# Work item
With no word left out, write out the entire listing.

[Supplied entries Boundary: Start]

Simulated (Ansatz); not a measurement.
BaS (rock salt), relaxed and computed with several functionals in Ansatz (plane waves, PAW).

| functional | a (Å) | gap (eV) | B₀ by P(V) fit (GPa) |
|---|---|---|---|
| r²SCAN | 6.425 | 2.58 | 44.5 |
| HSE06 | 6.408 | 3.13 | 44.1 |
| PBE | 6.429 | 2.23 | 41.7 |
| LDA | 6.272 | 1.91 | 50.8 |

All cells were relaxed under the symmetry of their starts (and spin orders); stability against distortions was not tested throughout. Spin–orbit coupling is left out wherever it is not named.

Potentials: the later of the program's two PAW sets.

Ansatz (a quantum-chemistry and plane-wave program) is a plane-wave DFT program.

[Supplied entries Boundary: End]

# Response box
Simulated (Ansatz); not a measurement.
BaS (rock salt), relaxed and computed with several functionals in Ansatz (plane waves, PAW).

| functional | a (Å) | gap (eV) | B₀ by P(V) fit (GPa) |
|---|---|---|---|
| r²SCAN | 6.425 | 2.58 | 44.5 |
| HSE06 | 6.408 | 3.13 | 44.1 |
| PBE | 6.429 | 2.23 | 41.7 |
| LDA | 6.272 | 1.91 | 50.8 |

All cells were relaxed under the symmetry of their starts (and spin orders); stability against distortions was not tested throughout. Spin–orbit coupling is left out wherever it is not named.

Potentials: the later of the program's two PAW sets.

Ansatz (a quantum-chemistry and plane-wave program) is a plane-wave DFT program.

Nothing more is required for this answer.